→ Task item
Quote every entry word for word.

=== Given records ===

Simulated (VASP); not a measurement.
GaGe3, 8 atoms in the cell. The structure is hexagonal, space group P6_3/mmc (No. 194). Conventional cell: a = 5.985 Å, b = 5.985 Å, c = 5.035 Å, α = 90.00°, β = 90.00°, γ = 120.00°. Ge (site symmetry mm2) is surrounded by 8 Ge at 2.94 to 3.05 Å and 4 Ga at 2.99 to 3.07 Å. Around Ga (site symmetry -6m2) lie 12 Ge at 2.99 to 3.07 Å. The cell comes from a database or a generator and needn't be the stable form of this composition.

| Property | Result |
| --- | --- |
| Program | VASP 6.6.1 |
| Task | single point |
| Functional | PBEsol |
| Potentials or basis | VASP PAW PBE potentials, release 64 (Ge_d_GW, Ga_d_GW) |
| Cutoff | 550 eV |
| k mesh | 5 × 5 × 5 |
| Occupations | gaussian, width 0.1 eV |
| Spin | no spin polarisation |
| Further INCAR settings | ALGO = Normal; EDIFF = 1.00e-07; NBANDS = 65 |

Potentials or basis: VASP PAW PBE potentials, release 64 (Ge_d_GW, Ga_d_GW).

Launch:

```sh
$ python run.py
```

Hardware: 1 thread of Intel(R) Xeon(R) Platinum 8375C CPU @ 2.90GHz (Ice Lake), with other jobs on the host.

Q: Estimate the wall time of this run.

===

→ Result
Simulated (VASP); not a measurement.
GaGe3, 8 atoms in the cell. The structure is hexagonal, space group P6_3/mmc (No. 194). Conventional cell: a = 5.985 Å, b = 5.985 Å, c = 5.035 Å, α = 90.00°, β = 90.00°, γ = 120.00°. Ge (site symmetry mm2) is surrounded by 8 Ge at 2.94 to 3.05 Å and 4 Ga at 2.99 to 3.07 Å. Around Ga (site symmetry -6m2) lie 12 Ge at 2.99 to 3.07 Å. The cell comes from a database or a generator and needn't be the stable form of this composition.

| Property | Result |
| --- | --- |
| Program | VASP 6.6.1 |
| Task | single point |
| Functional | PBEsol |
| Potentials or basis | VASP PAW PBE potentials, release 64 (Ge_d_GW, Ga_d_GW) |
| Cutoff | 550 eV |
| k mesh | 5 × 5 × 5 |
| Occupations | gaussian, width 0.1 eV |
| Spin | no spin polarisation |
| Further INCAR settings | ALGO = Normal; EDIFF = 1.00e-07; NBANDS = 65 |

Potentials or basis: VASP PAW PBE potentials, release 64 (Ge_d_GW, Ga_d_GW).

Launch:

```sh
$ python run.py
```

Hardware: 1 thread of Intel(R) Xeon(R) Platinum 8375C CPU @ 2.90GHz (Ice Lake), with other jobs on the host.

Q: Estimate the wall time of this run.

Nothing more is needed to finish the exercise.